### Work request:
Exact repetition is required: output every record in full.

Segment Open

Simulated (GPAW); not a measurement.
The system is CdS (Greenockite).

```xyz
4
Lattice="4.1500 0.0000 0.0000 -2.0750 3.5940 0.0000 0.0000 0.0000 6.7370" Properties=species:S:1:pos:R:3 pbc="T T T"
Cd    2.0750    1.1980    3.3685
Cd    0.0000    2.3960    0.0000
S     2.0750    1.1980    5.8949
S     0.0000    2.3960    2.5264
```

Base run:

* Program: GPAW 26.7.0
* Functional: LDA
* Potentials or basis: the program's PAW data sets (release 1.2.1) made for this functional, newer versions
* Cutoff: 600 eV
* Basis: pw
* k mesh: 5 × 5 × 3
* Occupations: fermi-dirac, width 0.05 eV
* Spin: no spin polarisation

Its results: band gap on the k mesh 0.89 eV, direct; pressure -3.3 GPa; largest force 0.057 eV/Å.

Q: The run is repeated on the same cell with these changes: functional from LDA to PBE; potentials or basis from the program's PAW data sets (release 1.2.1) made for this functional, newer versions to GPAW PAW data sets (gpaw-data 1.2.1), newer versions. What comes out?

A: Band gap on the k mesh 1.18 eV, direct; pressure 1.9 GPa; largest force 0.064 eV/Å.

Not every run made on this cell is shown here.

Segment Closed

### Response:
Simulated (GPAW); not a measurement.
The system is CdS (Greenockite).

```xyz
4
Lattice="4.1500 0.0000 0.0000 -2.0750 3.5940 0.0000 0.0000 0.0000 6.7370" Properties=species:S:1:pos:R:3 pbc="T T T"
Cd    2.0750    1.1980    3.3685
Cd    0.0000    2.3960    0.0000
S     2.0750    1.1980    5.8949
S     0.0000    2.3960    2.5264
```

Base run:

* Program: GPAW 26.7.0
* Functional: LDA
* Potentials or basis: the program's PAW data sets (release 1.2.1) made for this functional, newer versions
* Cutoff: 600 eV
* Basis: pw
* k mesh: 5 × 5 × 3
* Occupations: fermi-dirac, width 0.05 eV
* Spin: no spin polarisation

Its results: band gap on the k mesh 0.89 eV, direct; pressure -3.3 GPa; largest force 0.057 eV/Å.

Q: The run is repeated on the same cell with these changes: functional from LDA to PBE; potentials or basis from the program's PAW data sets (release 1.2.1) made for this functional, newer versions to GPAW PAW data sets (gpaw-data 1.2.1), newer versions. What comes out?

A: Band gap on the k mesh 1.18 eV, direct; pressure 1.9 GPa; largest force 0.064 eV/Å.

Not every run made on this cell is shown here.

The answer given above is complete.